* Provided material *
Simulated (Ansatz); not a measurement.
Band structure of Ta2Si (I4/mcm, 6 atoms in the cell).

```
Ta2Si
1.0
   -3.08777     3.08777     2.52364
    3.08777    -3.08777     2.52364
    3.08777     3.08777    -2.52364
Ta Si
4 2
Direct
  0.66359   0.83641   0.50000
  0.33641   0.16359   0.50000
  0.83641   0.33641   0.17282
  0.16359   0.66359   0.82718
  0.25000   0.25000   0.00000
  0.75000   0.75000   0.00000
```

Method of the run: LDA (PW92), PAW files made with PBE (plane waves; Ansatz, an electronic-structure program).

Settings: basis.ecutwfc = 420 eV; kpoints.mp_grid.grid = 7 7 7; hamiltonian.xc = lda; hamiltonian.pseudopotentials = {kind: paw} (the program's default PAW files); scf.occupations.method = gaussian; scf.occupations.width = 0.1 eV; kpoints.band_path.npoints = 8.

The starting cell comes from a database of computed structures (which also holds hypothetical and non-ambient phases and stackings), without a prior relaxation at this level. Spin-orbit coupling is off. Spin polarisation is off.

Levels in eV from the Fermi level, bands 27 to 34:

* Work instruction *
Restate the data above word for word. Leave nothing out.

* Your solution *
Simulated (Ansatz); not a measurement.
Band structure of Ta2Si (I4/mcm, 6 atoms in the cell).

```
Ta2Si
1.0
   -3.08777     3.08777     2.52364
    3.08777    -3.08777     2.52364
    3.08777     3.08777    -2.52364
Ta Si
4 2
Direct
  0.66359   0.83641   0.50000
  0.33641   0.16359   0.50000
  0.83641   0.33641   0.17282
  0.16359   0.66359   0.82718
  0.25000   0.25000   0.00000
  0.75000   0.75000   0.00000
```

Method of the run: LDA (PW92), PAW files made with PBE (plane waves; Ansatz, an electronic-structure program).

Settings: basis.ecutwfc = 420 eV; kpoints.mp_grid.grid = 7 7 7; hamiltonian.xc = lda; hamiltonian.pseudopotentials = {kind: paw} (the program's default PAW files); scf.occupations.method = gaussian; scf.occupations.width = 0.1 eV; kpoints.band_path.npoints = 8.

The starting cell comes from a database of computed structures (which also holds hypothetical and non-ambient phases and stackings), without a prior relaxation at this level. Spin-orbit coupling is off. Spin polarisation is off.

Levels in eV from the Fermi level, bands 27 to 34:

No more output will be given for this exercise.